Exercise -> Transcribe each entry so that it matches the original exactly.

Supplied entries ->
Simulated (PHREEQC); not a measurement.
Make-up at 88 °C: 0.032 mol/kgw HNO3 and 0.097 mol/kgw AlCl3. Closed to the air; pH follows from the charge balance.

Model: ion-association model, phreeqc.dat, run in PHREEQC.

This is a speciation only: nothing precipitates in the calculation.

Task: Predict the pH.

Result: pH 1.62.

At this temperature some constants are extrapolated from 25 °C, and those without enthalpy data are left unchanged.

Response box ->
Simulated (PHREEQC); not a measurement.
Make-up at 88 °C: 0.032 mol/kgw HNO3 and 0.097 mol/kgw AlCl3. Closed to the air; pH follows from the charge balance.

Model: ion-association model, phreeqc.dat, run in PHREEQC.

This is a speciation only: nothing precipitates in the calculation.

Task: Predict the pH.

Result: pH 1.62.

At this temperature some constants are extrapolated from 25 °C, and those without enthalpy data are left unchanged.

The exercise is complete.